───── RECORD EXCERPTS ─────

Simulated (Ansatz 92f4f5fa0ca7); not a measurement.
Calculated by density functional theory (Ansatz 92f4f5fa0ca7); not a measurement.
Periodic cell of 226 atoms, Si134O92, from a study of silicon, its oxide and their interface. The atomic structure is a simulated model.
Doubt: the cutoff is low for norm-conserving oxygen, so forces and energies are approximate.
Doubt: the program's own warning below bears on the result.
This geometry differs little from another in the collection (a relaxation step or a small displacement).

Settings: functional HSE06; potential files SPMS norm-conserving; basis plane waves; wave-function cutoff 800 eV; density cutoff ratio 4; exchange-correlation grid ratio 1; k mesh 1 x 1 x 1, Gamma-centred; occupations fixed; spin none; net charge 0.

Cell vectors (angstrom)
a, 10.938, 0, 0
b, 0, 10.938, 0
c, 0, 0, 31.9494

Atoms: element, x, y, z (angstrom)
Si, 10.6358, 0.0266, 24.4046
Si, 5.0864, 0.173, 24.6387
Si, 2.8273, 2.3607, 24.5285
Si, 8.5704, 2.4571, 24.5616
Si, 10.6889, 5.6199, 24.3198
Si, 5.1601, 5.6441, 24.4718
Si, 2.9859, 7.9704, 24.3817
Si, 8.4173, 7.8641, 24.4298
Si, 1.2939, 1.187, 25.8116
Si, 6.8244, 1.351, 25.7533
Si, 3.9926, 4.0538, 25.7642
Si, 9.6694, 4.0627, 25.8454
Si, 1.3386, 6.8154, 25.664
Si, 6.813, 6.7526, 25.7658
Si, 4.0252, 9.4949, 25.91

─────

◆ ACTIVITY
Reproduce verbatim only the segment of the listing bounded by the line containing "Atoms: element, x, y, z (angstrom)" and the line containing "Si, 6.813, 6.7526, 25.7658", with both boundary lines included.

◆ YOUR SOLUTION
Atoms: element, x, y, z (angstrom)
Si, 10.6358, 0.0266, 24.4046
Si, 5.0864, 0.173, 24.6387
Si, 2.8273, 2.3607, 24.5285
Si, 8.5704, 2.4571, 24.5616
Si, 10.6889, 5.6199, 24.3198
Si, 5.1601, 5.6441, 24.4718
Si, 2.9859, 7.9704, 24.3817
Si, 8.4173, 7.8641, 24.4298
Si, 1.2939, 1.187, 25.8116
Si, 6.8244, 1.351, 25.7533
Si, 3.9926, 4.0538, 25.7642
Si, 9.6694, 4.0627, 25.8454
Si, 1.3386, 6.8154, 25.664
Si, 6.813, 6.7526, 25.7658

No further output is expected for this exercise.